**Assignment:** Taking the listing below, restate word for word each line from the line with "C2 in front?**" to the line with "strength and character.**", ends included, and stop there.

**Source material:**
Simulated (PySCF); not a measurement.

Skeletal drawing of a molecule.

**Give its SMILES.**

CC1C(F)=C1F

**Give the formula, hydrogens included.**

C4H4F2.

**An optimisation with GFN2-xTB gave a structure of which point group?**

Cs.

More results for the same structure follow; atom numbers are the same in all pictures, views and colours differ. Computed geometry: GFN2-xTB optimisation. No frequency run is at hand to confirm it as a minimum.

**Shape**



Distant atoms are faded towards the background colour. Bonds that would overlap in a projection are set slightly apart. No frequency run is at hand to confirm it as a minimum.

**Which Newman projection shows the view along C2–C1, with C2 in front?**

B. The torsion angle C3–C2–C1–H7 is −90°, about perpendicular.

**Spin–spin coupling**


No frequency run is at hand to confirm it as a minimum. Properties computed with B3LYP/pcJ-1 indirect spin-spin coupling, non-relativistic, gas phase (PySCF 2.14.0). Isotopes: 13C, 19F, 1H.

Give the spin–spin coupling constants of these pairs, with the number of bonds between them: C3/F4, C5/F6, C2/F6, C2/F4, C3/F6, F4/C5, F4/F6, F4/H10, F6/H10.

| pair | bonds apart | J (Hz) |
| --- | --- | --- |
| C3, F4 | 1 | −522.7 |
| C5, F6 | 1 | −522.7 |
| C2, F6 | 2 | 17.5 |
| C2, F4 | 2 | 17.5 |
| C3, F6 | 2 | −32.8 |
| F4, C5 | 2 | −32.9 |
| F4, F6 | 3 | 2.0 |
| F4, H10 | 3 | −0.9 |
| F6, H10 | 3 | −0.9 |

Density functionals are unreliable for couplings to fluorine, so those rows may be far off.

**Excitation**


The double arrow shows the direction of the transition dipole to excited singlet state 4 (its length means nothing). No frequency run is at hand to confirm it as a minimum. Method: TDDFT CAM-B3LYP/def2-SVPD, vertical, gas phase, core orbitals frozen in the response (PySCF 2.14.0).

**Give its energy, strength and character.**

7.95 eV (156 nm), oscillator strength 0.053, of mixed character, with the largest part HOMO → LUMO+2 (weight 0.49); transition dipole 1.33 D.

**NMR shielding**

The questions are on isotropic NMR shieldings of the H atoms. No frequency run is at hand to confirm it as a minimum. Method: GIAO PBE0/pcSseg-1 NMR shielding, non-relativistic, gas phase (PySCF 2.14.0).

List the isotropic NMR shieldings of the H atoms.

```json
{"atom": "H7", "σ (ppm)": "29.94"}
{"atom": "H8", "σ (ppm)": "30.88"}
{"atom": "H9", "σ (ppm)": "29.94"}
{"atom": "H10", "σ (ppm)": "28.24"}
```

**Exercise response:**
**Which Newman projection shows the view along C2–C1, with C2 in front?**

B. The torsion angle C3–C2–C1–H7 is −90°, about perpendicular.

**Spin–spin coupling**


No frequency run is at hand to confirm it as a minimum. Properties computed with B3LYP/pcJ-1 indirect spin-spin coupling, non-relativistic, gas phase (PySCF 2.14.0). Isotopes: 13C, 19F, 1H.

Give the spin–spin coupling constants of these pairs, with the number of bonds between them: C3/F4, C5/F6, C2/F6, C2/F4, C3/F6, F4/C5, F4/F6, F4/H10, F6/H10.

| pair | bonds apart | J (Hz) |
| --- | --- | --- |
| C3, F4 | 1 | −522.7 |
| C5, F6 | 1 | −522.7 |
| C2, F6 | 2 | 17.5 |
| C2, F4 | 2 | 17.5 |
| C3, F6 | 2 | −32.8 |
| F4, C5 | 2 | −32.9 |
| F4, F6 | 3 | 2.0 |
| F4, H10 | 3 | −0.9 |
| F6, H10 | 3 | −0.9 |

Density functionals are unreliable for couplings to fluorine, so those rows may be far off.

**Excitation**


The double arrow shows the direction of the transition dipole to excited singlet state 4 (its length means nothing). No frequency run is at hand to confirm it as a minimum. Method: TDDFT CAM-B3LYP/def2-SVPD, vertical, gas phase, core orbitals frozen in the response (PySCF 2.14.0).

**Give its energy, strength and character.**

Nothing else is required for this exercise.